ASSIGNED TASK> Of all the lines below, output only those starting at the one with "Frames of a" and ending at the one with "Case: shaken.", both ends included, exactly as written.

INFORMATION>
☆ ☆ ☆ ☆ ☆ ☆ ☆

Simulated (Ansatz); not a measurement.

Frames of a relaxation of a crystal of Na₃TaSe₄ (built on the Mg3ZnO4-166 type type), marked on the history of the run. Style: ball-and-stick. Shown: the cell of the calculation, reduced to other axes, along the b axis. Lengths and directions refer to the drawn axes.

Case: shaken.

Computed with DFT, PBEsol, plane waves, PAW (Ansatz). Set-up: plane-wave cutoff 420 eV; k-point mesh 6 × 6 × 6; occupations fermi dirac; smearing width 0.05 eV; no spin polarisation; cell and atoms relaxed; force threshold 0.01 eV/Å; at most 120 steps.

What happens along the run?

☆ ☆ ☆ ☆ ☆ ☆ ☆

WRITTEN RESPONSE>
Frames of a relaxation of a crystal of Na₃TaSe₄ (built on the Mg3ZnO4-166 type type), marked on the history of the run. Style: ball-and-stick. Shown: the cell of the calculation, reduced to other axes, along the b axis. Lengths and directions refer to the drawn axes.

Case: shaken.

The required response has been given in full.